> DATA SHOWN
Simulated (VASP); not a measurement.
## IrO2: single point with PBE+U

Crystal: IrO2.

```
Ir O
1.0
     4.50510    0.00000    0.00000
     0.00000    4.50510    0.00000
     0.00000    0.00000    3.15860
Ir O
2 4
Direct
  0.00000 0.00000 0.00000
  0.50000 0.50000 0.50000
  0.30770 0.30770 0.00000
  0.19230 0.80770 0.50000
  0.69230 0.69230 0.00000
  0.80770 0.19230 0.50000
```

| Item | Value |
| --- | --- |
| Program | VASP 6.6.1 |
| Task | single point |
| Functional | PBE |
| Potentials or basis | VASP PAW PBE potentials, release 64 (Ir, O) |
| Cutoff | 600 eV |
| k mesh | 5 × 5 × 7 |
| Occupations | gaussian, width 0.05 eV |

> WORK REQUEST
The response should repeat the whole listing exactly.

> PROBLEM SOLUTION
Simulated (VASP); not a measurement.
## IrO2: single point with PBE+U

Crystal: IrO2.

```
Ir O
1.0
     4.50510    0.00000    0.00000
     0.00000    4.50510    0.00000
     0.00000    0.00000    3.15860
Ir O
2 4
Direct
  0.00000 0.00000 0.00000
  0.50000 0.50000 0.50000
  0.30770 0.30770 0.00000
  0.19230 0.80770 0.50000
  0.69230 0.69230 0.00000
  0.80770 0.19230 0.50000
```

| Item | Value |
| --- | --- |
| Program | VASP 6.6.1 |
| Task | single point |
| Functional | PBE |
| Potentials or basis | VASP PAW PBE potentials, release 64 (Ir, O) |
| Cutoff | 600 eV |
| k mesh | 5 × 5 × 7 |
| Occupations | gaussian, width 0.05 eV |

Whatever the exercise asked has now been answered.